_DATA FOR REVIEW_:
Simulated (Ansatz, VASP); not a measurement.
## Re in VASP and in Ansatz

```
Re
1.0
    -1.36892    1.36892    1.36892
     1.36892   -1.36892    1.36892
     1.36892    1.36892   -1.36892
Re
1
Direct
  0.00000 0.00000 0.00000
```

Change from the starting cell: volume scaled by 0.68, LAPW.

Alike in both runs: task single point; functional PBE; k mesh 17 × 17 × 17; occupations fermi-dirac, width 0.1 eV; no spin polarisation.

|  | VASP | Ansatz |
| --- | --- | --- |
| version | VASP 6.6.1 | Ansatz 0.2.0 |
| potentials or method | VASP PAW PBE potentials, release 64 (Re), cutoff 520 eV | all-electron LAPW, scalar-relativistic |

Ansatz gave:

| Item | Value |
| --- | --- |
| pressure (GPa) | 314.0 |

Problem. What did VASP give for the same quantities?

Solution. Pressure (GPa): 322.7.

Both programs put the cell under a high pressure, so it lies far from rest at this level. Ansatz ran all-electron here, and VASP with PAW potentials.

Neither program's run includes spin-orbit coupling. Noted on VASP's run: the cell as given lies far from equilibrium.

_REQUIREMENT_: Nothing beyond the lines from the start of the entries through the line with "Alike in both" should appear. Repeat those lines exactly, both ends included.

_WRITTEN RESPONSE_:
Simulated (Ansatz, VASP); not a measurement.
## Re in VASP and in Ansatz

```
Re
1.0
    -1.36892    1.36892    1.36892
     1.36892   -1.36892    1.36892
     1.36892    1.36892   -1.36892
Re
1
Direct
  0.00000 0.00000 0.00000
```

Change from the starting cell: volume scaled by 0.68, LAPW.

Alike in both runs: task single point; functional PBE; k mesh 17 × 17 × 17; occupations fermi-dirac, width 0.1 eV; no spin polarisation.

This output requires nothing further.